Entries shown →
###

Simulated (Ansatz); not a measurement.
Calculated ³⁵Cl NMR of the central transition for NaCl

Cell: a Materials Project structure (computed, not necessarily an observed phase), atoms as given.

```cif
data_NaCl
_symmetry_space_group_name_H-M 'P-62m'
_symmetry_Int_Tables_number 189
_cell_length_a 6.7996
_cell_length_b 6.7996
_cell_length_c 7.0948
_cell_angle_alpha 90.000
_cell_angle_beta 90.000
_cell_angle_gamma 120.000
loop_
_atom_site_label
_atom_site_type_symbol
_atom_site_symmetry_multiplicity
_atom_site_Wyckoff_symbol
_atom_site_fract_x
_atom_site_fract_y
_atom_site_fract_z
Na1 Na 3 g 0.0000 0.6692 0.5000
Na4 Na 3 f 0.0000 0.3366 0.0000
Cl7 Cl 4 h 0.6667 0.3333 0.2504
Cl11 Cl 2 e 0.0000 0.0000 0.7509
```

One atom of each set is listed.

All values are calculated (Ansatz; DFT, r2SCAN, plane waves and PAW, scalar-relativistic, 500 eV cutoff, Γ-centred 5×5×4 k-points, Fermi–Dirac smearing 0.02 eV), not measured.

###

Work order → Would you transcribe the whole listing, keeping every character the same?

Solution →
Simulated (Ansatz); not a measurement.
Calculated ³⁵Cl NMR of the central transition for NaCl

Cell: a Materials Project structure (computed, not necessarily an observed phase), atoms as given.

```cif
data_NaCl
_symmetry_space_group_name_H-M 'P-62m'
_symmetry_Int_Tables_number 189
_cell_length_a 6.7996
_cell_length_b 6.7996
_cell_length_c 7.0948
_cell_angle_alpha 90.000
_cell_angle_beta 90.000
_cell_angle_gamma 120.000
loop_
_atom_site_label
_atom_site_type_symbol
_atom_site_symmetry_multiplicity
_atom_site_Wyckoff_symbol
_atom_site_fract_x
_atom_site_fract_y
_atom_site_fract_z
Na1 Na 3 g 0.0000 0.6692 0.5000
Na4 Na 3 f 0.0000 0.3366 0.0000
Cl7 Cl 4 h 0.6667 0.3333 0.2504
Cl11 Cl 2 e 0.0000 0.0000 0.7509
```

One atom of each set is listed.

All values are calculated (Ansatz; DFT, r2SCAN, plane waves and PAW, scalar-relativistic, 500 eV cutoff, Γ-centred 5×5×4 k-points, Fermi–Dirac smearing 0.02 eV), not measured.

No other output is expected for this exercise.